[Work order]
Starting at the top of the entries below, set down each line exactly as written, and stop after the line containing "From results back".

◆ ◆ ◆ ◆

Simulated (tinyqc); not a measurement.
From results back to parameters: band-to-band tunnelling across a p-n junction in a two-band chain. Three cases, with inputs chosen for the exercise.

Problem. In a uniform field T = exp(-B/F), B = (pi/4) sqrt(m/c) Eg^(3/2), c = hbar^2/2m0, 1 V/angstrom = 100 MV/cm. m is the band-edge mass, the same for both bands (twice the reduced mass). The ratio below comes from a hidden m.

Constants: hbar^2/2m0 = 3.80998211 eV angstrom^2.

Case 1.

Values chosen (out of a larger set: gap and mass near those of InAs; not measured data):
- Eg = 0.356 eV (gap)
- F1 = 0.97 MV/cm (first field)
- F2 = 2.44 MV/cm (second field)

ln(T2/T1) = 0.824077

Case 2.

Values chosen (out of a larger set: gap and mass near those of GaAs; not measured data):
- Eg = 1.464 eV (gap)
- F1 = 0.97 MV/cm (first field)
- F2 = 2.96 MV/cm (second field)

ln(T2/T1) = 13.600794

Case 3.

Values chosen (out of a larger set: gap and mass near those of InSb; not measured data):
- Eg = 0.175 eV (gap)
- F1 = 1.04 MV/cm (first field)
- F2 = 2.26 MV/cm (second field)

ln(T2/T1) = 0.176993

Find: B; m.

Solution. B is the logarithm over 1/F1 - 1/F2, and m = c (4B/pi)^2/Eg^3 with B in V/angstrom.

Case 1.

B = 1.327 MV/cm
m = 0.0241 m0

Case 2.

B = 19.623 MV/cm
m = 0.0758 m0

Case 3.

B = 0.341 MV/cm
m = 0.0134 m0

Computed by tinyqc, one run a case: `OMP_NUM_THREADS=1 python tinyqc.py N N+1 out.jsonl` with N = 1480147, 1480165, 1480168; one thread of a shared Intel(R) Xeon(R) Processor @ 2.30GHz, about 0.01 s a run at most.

◆ ◆ ◆ ◆

[Result]
Simulated (tinyqc); not a measurement.
From results back to parameters: band-to-band tunnelling across a p-n junction in a two-band chain. Three cases, with inputs chosen for the exercise.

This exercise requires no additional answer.